□ □ □ □ □
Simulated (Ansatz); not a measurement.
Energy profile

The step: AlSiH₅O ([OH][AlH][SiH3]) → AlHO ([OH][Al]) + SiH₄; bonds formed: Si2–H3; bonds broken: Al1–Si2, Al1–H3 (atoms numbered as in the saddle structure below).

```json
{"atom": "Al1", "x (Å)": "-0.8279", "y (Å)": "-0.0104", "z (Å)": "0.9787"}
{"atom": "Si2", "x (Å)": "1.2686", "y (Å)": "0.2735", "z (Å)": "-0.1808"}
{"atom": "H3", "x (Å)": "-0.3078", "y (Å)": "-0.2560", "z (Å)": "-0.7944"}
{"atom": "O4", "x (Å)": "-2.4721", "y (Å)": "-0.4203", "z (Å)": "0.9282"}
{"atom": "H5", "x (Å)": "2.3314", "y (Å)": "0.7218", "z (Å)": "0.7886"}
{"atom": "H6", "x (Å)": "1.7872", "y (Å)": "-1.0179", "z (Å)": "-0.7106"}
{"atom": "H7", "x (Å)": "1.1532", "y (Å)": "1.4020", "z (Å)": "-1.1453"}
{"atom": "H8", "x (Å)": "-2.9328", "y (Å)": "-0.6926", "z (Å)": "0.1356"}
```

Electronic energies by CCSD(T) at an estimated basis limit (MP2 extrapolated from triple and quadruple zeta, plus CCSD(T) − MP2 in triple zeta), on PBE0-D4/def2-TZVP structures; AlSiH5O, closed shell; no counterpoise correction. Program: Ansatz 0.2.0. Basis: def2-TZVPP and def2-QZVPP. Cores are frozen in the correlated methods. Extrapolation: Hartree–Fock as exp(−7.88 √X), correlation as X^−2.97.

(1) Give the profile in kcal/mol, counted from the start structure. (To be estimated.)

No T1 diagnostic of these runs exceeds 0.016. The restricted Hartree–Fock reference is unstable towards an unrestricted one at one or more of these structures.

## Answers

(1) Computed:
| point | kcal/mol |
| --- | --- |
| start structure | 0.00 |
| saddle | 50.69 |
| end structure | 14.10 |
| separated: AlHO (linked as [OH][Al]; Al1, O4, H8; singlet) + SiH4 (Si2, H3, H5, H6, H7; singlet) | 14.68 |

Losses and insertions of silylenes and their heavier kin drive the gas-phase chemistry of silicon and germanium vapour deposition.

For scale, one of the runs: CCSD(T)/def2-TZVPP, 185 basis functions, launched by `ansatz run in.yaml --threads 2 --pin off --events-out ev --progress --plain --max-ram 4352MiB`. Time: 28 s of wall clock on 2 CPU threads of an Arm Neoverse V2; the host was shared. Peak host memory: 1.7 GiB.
□ □ □ □ □

• **Assignment**
Retype the listing from its first line onward, stopping after the line that contains "(1) Give the" has been retyped in full.

• **Written answer**
Simulated (Ansatz); not a measurement.
Energy profile

The step: AlSiH₅O ([OH][AlH][SiH3]) → AlHO ([OH][Al]) + SiH₄; bonds formed: Si2–H3; bonds broken: Al1–Si2, Al1–H3 (atoms numbered as in the saddle structure below).

```json
{"atom": "Al1", "x (Å)": "-0.8279", "y (Å)": "-0.0104", "z (Å)": "0.9787"}
{"atom": "Si2", "x (Å)": "1.2686", "y (Å)": "0.2735", "z (Å)": "-0.1808"}
{"atom": "H3", "x (Å)": "-0.3078", "y (Å)": "-0.2560", "z (Å)": "-0.7944"}
{"atom": "O4", "x (Å)": "-2.4721", "y (Å)": "-0.4203", "z (Å)": "0.9282"}
{"atom": "H5", "x (Å)": "2.3314", "y (Å)": "0.7218", "z (Å)": "0.7886"}
{"atom": "H6", "x (Å)": "1.7872", "y (Å)": "-1.0179", "z (Å)": "-0.7106"}
{"atom": "H7", "x (Å)": "1.1532", "y (Å)": "1.4020", "z (Å)": "-1.1453"}
{"atom": "H8", "x (Å)": "-2.9328", "y (Å)": "-0.6926", "z (Å)": "0.1356"}
```

Electronic energies by CCSD(T) at an estimated basis limit (MP2 extrapolated from triple and quadruple zeta, plus CCSD(T) − MP2 in triple zeta), on PBE0-D4/def2-TZVP structures; AlSiH5O, closed shell; no counterpoise correction. Program: Ansatz 0.2.0. Basis: def2-TZVPP and def2-QZVPP. Cores are frozen in the correlated methods. Extrapolation: Hartree–Fock as exp(−7.88 √X), correlation as X^−2.97.

(1) Give the profile in kcal/mol, counted from the start structure. (To be estimated.)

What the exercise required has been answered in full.